··· GIVEN RECORDS ···
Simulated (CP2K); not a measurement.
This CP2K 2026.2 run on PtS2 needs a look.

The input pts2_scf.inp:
···

• **ACTION ITEM**
Return all of the listing above exactly, leaving nothing out.

• **EXPECTED ANSWER**
Simulated (CP2K); not a measurement.
This CP2K 2026.2 run on PtS2 needs a look.

The input pts2_scf.inp:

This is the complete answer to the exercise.